################

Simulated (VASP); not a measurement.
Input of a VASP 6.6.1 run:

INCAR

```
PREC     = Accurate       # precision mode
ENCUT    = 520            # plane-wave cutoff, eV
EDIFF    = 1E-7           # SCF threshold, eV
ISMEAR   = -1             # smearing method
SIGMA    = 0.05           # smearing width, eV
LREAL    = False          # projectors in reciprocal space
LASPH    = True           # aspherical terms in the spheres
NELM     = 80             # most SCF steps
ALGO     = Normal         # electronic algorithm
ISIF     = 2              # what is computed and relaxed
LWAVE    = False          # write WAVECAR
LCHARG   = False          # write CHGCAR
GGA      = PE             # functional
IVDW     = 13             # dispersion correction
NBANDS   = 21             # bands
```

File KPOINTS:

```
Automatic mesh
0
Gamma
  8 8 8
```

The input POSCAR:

################

### REQUIRED ACTION
Reproduce each record exactly as it appears.

### RESPONSE BOX
Simulated (VASP); not a measurement.
Input of a VASP 6.6.1 run:

INCAR

```
PREC     = Accurate       # precision mode
ENCUT    = 520            # plane-wave cutoff, eV
EDIFF    = 1E-7           # SCF threshold, eV
ISMEAR   = -1             # smearing method
SIGMA    = 0.05           # smearing width, eV
LREAL    = False          # projectors in reciprocal space
LASPH    = True           # aspherical terms in the spheres
NELM     = 80             # most SCF steps
ALGO     = Normal         # electronic algorithm
ISIF     = 2              # what is computed and relaxed
LWAVE    = False          # write WAVECAR
LCHARG   = False          # write CHGCAR
GGA      = PE             # functional
IVDW     = 13             # dispersion correction
NBANDS   = 21             # bands
```

File KPOINTS:

```
Automatic mesh
0
Gamma
  8 8 8
```

The input POSCAR:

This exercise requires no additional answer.